*** Opening of RAW DATA ***

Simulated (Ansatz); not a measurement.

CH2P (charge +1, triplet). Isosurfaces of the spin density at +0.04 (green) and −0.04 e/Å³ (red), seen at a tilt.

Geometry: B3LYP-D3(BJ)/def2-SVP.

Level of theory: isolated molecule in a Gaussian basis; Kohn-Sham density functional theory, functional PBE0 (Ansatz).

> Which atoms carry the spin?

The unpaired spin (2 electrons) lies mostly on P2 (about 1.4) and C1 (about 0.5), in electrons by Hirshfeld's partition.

*** Close of RAW DATA ***

### WORK INSTRUCTION
Go through the material above and set each line down verbatim.

### ANSWER SECTION
Simulated (Ansatz); not a measurement.

CH2P (charge +1, triplet). Isosurfaces of the spin density at +0.04 (green) and −0.04 e/Å³ (red), seen at a tilt.

Geometry: B3LYP-D3(BJ)/def2-SVP.

Level of theory: isolated molecule in a Gaussian basis; Kohn-Sham density functional theory, functional PBE0 (Ansatz).

> Which atoms carry the spin?

The unpaired spin (2 electrons) lies mostly on P2 (about 1.4) and C1 (about 0.5), in electrons by Hirshfeld's partition.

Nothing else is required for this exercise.